When you answer, restate the entries below without altering anything.

Input data:
··········

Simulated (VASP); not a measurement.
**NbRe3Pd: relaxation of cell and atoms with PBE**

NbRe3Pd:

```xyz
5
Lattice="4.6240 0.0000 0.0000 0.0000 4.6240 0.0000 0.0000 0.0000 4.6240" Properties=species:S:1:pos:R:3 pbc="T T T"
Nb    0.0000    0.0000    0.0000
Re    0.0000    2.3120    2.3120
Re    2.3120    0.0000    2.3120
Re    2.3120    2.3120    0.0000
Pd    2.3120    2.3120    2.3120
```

··········

Result:
Simulated (VASP); not a measurement.
**NbRe3Pd: relaxation of cell and atoms with PBE**

NbRe3Pd:

```xyz
5
Lattice="4.6240 0.0000 0.0000 0.0000 4.6240 0.0000 0.0000 0.0000 4.6240" Properties=species:S:1:pos:R:3 pbc="T T T"
Nb    0.0000    0.0000    0.0000
Re    0.0000    2.3120    2.3120
Re    2.3120    0.0000    2.3120
Re    2.3120    2.3120    0.0000
Pd    2.3120    2.3120    2.3120
```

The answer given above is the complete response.